Nothing beyond the line containing "LUMO+1 (0.50) |" should be printed; print each line exactly from the first line of the listing below through it.

• • • •
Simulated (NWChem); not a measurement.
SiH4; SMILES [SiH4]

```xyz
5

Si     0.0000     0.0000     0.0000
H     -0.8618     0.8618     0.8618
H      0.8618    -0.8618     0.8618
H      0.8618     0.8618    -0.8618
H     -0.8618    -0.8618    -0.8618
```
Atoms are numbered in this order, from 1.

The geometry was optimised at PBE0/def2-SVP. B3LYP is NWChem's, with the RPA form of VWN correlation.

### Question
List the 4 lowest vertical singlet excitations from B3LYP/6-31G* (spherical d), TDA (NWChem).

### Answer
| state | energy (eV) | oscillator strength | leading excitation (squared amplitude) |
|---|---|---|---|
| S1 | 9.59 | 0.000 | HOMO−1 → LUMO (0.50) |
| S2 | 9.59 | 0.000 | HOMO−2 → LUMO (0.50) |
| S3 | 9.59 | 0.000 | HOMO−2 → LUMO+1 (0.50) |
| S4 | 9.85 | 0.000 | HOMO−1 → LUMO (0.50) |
• • • •

RESPONSE AREA:
Simulated (NWChem); not a measurement.
SiH4; SMILES [SiH4]

```xyz
5

Si     0.0000     0.0000     0.0000
H     -0.8618     0.8618     0.8618
H      0.8618    -0.8618     0.8618
H      0.8618     0.8618    -0.8618
H     -0.8618    -0.8618    -0.8618
```
Atoms are numbered in this order, from 1.

The geometry was optimised at PBE0/def2-SVP. B3LYP is NWChem's, with the RPA form of VWN correlation.

### Question
List the 4 lowest vertical singlet excitations from B3LYP/6-31G* (spherical d), TDA (NWChem).

### Answer
| state | energy (eV) | oscillator strength | leading excitation (squared amplitude) |
|---|---|---|---|
| S1 | 9.59 | 0.000 | HOMO−1 → LUMO (0.50) |
| S2 | 9.59 | 0.000 | HOMO−2 → LUMO (0.50) |
| S3 | 9.59 | 0.000 | HOMO−2 → LUMO+1 (0.50) |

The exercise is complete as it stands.